• [Work order]:
Below are some lines of data. Return all of them as they are.

• [Source data]:
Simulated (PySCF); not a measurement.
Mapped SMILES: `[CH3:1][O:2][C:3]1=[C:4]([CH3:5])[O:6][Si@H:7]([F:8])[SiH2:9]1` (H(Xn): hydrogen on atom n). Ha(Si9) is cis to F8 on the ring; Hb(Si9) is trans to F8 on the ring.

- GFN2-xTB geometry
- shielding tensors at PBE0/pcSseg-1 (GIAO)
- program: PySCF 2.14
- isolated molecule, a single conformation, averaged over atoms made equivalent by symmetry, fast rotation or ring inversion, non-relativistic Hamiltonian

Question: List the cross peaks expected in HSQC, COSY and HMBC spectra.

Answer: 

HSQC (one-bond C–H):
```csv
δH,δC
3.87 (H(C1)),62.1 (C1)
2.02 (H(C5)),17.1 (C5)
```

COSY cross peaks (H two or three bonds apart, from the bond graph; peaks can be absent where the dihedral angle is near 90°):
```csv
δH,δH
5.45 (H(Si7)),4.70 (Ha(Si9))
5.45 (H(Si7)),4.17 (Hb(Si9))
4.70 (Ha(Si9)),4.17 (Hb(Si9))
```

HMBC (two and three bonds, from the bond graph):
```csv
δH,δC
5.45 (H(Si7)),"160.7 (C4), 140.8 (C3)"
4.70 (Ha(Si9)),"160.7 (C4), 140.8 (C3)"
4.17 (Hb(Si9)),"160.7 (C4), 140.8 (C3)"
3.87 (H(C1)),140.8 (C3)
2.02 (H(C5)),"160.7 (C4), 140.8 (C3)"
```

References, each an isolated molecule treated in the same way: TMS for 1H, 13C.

• [Written response]:
Simulated (PySCF); not a measurement.
Mapped SMILES: `[CH3:1][O:2][C:3]1=[C:4]([CH3:5])[O:6][Si@H:7]([F:8])[SiH2:9]1` (H(Xn): hydrogen on atom n). Ha(Si9) is cis to F8 on the ring; Hb(Si9) is trans to F8 on the ring.

- GFN2-xTB geometry
- shielding tensors at PBE0/pcSseg-1 (GIAO)
- program: PySCF 2.14
- isolated molecule, a single conformation, averaged over atoms made equivalent by symmetry, fast rotation or ring inversion, non-relativistic Hamiltonian

Question: List the cross peaks expected in HSQC, COSY and HMBC spectra.

Answer: 

HSQC (one-bond C–H):
```csv
δH,δC
3.87 (H(C1)),62.1 (C1)
2.02 (H(C5)),17.1 (C5)
```

COSY cross peaks (H two or three bonds apart, from the bond graph; peaks can be absent where the dihedral angle is near 90°):
```csv
δH,δH
5.45 (H(Si7)),4.70 (Ha(Si9))
5.45 (H(Si7)),4.17 (Hb(Si9))
4.70 (Ha(Si9)),4.17 (Hb(Si9))
```

HMBC (two and three bonds, from the bond graph):
```csv
δH,δC
5.45 (H(Si7)),"160.7 (C4), 140.8 (C3)"
4.70 (Ha(Si9)),"160.7 (C4), 140.8 (C3)"
4.17 (Hb(Si9)),"160.7 (C4), 140.8 (C3)"
3.87 (H(C1)),140.8 (C3)
2.02 (H(C5)),"160.7 (C4), 140.8 (C3)"
```

References, each an isolated molecule treated in the same way: TMS for 1H, 13C.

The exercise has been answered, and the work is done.